> Extracted entries:
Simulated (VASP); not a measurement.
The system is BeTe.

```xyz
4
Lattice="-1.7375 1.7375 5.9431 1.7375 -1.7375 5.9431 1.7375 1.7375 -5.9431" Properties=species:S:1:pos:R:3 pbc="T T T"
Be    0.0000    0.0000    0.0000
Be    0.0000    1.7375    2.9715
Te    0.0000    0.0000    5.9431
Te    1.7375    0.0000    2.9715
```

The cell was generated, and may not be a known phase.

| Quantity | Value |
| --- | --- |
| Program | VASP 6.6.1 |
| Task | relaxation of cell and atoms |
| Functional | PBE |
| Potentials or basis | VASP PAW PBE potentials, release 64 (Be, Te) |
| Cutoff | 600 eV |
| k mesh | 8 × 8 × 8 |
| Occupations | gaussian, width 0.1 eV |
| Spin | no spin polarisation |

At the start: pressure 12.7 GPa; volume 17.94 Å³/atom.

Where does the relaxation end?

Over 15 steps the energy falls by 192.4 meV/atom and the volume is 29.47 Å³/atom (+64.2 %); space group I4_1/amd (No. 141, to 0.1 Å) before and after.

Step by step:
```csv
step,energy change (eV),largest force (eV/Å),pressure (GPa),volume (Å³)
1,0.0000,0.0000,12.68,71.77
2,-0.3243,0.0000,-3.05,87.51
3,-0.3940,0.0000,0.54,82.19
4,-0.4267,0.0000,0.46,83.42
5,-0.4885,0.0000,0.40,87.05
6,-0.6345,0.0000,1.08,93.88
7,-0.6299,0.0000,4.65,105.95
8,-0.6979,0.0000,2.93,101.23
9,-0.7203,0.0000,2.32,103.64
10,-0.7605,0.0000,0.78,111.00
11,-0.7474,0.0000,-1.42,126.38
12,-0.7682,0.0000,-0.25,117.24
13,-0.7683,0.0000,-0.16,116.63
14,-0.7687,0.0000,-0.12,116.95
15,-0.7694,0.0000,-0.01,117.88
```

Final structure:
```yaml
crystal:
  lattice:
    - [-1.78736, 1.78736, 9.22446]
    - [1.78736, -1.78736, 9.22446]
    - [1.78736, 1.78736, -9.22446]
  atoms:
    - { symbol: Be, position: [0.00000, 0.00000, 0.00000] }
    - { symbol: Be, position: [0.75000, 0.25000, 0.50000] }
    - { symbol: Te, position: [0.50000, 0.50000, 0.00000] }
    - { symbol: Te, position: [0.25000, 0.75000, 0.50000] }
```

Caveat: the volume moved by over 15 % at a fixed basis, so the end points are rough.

> Exercise:
Restate, word for word, the listing above from its first line through the line that contains "Functional | PBE |", keeping both of those lines.

> Response area:
Simulated (VASP); not a measurement.
The system is BeTe.

```xyz
4
Lattice="-1.7375 1.7375 5.9431 1.7375 -1.7375 5.9431 1.7375 1.7375 -5.9431" Properties=species:S:1:pos:R:3 pbc="T T T"
Be    0.0000    0.0000    0.0000
Be    0.0000    1.7375    2.9715
Te    0.0000    0.0000    5.9431
Te    1.7375    0.0000    2.9715
```

The cell was generated, and may not be a known phase.

| Quantity | Value |
| --- | --- |
| Program | VASP 6.6.1 |
| Task | relaxation of cell and atoms |
| Functional | PBE |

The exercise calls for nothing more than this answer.